** Opening Data listing block **
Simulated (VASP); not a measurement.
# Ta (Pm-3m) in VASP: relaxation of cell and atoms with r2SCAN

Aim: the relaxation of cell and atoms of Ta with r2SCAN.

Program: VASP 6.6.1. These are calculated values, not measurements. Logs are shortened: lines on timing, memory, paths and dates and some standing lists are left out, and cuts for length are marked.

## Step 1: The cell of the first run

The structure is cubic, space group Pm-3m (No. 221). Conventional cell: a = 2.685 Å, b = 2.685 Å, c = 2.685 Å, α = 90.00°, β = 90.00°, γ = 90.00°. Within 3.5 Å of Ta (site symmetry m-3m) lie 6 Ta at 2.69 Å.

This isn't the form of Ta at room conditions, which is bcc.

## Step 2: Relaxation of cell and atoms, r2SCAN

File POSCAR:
** Closing Data listing block **

● Action item:
Repeat exactly the lines of the data from the first one through the line with "Aim: the relaxation", both of them included.

● Written answer:
Simulated (VASP); not a measurement.
# Ta (Pm-3m) in VASP: relaxation of cell and atoms with r2SCAN

Aim: the relaxation of cell and atoms of Ta with r2SCAN.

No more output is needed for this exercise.